Information given |
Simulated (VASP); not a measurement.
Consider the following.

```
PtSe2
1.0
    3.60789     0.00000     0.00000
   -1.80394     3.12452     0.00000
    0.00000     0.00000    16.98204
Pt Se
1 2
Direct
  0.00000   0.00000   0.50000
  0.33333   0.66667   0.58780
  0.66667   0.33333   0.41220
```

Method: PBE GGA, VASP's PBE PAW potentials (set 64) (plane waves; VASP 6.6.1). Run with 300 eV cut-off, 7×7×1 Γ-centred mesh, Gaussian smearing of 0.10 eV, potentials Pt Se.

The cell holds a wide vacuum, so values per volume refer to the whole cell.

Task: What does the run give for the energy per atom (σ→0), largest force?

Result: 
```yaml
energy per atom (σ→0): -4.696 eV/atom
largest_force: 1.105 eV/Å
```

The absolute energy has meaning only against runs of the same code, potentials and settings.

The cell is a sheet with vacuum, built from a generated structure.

Requirement |
Please transcribe only the lines in the records above running from the line that has "Task: What does" through the line that has "The absolute energy", both included, exactly as they appear.

Answer area |
Task: What does the run give for the energy per atom (σ→0), largest force?

Result: 
```yaml
energy per atom (σ→0): -4.696 eV/atom
largest_force: 1.105 eV/Å
```

The absolute energy has meaning only against runs of the same code, potentials and settings.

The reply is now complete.